■ **Source material**
################

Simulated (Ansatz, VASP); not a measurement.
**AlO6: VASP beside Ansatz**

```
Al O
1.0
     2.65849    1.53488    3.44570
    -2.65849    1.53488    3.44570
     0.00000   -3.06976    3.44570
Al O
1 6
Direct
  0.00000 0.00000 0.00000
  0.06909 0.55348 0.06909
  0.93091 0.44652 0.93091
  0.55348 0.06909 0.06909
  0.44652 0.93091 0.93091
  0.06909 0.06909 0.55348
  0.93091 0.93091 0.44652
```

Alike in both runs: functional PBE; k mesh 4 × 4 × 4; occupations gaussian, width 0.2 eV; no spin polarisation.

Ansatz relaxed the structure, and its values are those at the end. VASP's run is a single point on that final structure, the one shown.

################

■ **Work task**
Would you repeat all the material exactly as it is shown?

■ **Answer area**
Simulated (Ansatz, VASP); not a measurement.
**AlO6: VASP beside Ansatz**

```
Al O
1.0
     2.65849    1.53488    3.44570
    -2.65849    1.53488    3.44570
     0.00000   -3.06976    3.44570
Al O
1 6
Direct
  0.00000 0.00000 0.00000
  0.06909 0.55348 0.06909
  0.93091 0.44652 0.93091
  0.55348 0.06909 0.06909
  0.44652 0.93091 0.93091
  0.06909 0.06909 0.55348
  0.93091 0.93091 0.44652
```

Alike in both runs: functional PBE; k mesh 4 × 4 × 4; occupations gaussian, width 0.2 eV; no spin polarisation.

Ansatz relaxed the structure, and its values are those at the end. VASP's run is a single point on that final structure, the one shown.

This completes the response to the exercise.